#### [Action item]
Everything from the first line of the material below through the line containing "14.97 | 16.76 |" is to be printed exactly, and nothing more.

#### [Provided material]
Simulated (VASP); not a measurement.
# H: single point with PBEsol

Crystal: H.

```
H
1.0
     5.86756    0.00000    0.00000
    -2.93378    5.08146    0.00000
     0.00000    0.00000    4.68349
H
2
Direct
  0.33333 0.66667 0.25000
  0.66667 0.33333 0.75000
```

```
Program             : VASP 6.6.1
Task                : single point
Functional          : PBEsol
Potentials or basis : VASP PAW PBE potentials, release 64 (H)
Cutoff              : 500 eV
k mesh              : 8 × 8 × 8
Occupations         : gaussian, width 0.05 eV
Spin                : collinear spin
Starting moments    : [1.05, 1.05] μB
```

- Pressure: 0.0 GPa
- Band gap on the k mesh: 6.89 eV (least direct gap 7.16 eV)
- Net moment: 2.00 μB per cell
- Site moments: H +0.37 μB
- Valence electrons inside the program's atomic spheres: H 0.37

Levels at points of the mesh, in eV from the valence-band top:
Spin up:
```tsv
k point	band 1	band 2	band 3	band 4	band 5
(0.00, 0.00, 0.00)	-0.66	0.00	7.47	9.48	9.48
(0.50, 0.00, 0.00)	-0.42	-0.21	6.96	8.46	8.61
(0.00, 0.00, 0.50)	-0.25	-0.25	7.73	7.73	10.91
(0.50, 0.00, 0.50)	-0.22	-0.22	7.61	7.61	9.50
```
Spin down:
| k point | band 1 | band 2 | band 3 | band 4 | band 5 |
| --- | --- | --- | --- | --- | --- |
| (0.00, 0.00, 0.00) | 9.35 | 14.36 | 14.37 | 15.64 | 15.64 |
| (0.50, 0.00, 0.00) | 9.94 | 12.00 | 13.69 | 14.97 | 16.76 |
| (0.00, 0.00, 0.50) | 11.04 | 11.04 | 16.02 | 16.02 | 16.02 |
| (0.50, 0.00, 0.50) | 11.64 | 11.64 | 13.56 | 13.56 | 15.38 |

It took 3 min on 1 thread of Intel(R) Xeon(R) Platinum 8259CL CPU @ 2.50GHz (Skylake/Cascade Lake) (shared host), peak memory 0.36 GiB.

#### [Your response]
Simulated (VASP); not a measurement.
# H: single point with PBEsol

Crystal: H.

```
H
1.0
     5.86756    0.00000    0.00000
    -2.93378    5.08146    0.00000
     0.00000    0.00000    4.68349
H
2
Direct
  0.33333 0.66667 0.25000
  0.66667 0.33333 0.75000
```

```
Program             : VASP 6.6.1
Task                : single point
Functional          : PBEsol
Potentials or basis : VASP PAW PBE potentials, release 64 (H)
Cutoff              : 500 eV
k mesh              : 8 × 8 × 8
Occupations         : gaussian, width 0.05 eV
Spin                : collinear spin
Starting moments    : [1.05, 1.05] μB
```

- Pressure: 0.0 GPa
- Band gap on the k mesh: 6.89 eV (least direct gap 7.16 eV)
- Net moment: 2.00 μB per cell
- Site moments: H +0.37 μB
- Valence electrons inside the program's atomic spheres: H 0.37

Levels at points of the mesh, in eV from the valence-band top:
Spin up:
```tsv
k point	band 1	band 2	band 3	band 4	band 5
(0.00, 0.00, 0.00)	-0.66	0.00	7.47	9.48	9.48
(0.50, 0.00, 0.00)	-0.42	-0.21	6.96	8.46	8.61
(0.00, 0.00, 0.50)	-0.25	-0.25	7.73	7.73	10.91
(0.50, 0.00, 0.50)	-0.22	-0.22	7.61	7.61	9.50
```
Spin down:
| k point | band 1 | band 2 | band 3 | band 4 | band 5 |
| --- | --- | --- | --- | --- | --- |
| (0.00, 0.00, 0.00) | 9.35 | 14.36 | 14.37 | 15.64 | 15.64 |
| (0.50, 0.00, 0.00) | 9.94 | 12.00 | 13.69 | 14.97 | 16.76 |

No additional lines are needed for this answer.